> **ACTIVITY**
Each entry in the listing must be set down again word for word.

────────────────────────────────────────

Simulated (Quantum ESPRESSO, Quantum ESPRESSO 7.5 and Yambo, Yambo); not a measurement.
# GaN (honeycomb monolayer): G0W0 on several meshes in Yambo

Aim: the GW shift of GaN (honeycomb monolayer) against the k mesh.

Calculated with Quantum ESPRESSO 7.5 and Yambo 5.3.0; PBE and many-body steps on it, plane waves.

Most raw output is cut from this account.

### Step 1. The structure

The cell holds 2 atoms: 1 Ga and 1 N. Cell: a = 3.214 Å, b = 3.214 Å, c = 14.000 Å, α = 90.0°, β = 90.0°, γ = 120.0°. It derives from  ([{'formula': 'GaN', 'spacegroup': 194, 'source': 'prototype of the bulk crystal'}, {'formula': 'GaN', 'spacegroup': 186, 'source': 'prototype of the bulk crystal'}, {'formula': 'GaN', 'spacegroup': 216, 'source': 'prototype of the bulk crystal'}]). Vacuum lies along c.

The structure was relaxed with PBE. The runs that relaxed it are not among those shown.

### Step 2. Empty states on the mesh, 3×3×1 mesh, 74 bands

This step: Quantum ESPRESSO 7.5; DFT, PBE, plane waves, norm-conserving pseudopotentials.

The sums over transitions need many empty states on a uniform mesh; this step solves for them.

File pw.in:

────────────────────────────────────────

> **EXERCISE RESPONSE**
Simulated (Quantum ESPRESSO, Quantum ESPRESSO 7.5 and Yambo, Yambo); not a measurement.
# GaN (honeycomb monolayer): G0W0 on several meshes in Yambo

Aim: the GW shift of GaN (honeycomb monolayer) against the k mesh.

Calculated with Quantum ESPRESSO 7.5 and Yambo 5.3.0; PBE and many-body steps on it, plane waves.

Most raw output is cut from this account.

### Step 1. The structure

The cell holds 2 atoms: 1 Ga and 1 N. Cell: a = 3.214 Å, b = 3.214 Å, c = 14.000 Å, α = 90.0°, β = 90.0°, γ = 120.0°. It derives from  ([{'formula': 'GaN', 'spacegroup': 194, 'source': 'prototype of the bulk crystal'}, {'formula': 'GaN', 'spacegroup': 186, 'source': 'prototype of the bulk crystal'}, {'formula': 'GaN', 'spacegroup': 216, 'source': 'prototype of the bulk crystal'}]). Vacuum lies along c.

The structure was relaxed with PBE. The runs that relaxed it are not among those shown.

### Step 2. Empty states on the mesh, 3×3×1 mesh, 74 bands

This step: Quantum ESPRESSO 7.5; DFT, PBE, plane waves, norm-conserving pseudopotentials.

The sums over transitions need many empty states on a uniform mesh; this step solves for them.

File pw.in:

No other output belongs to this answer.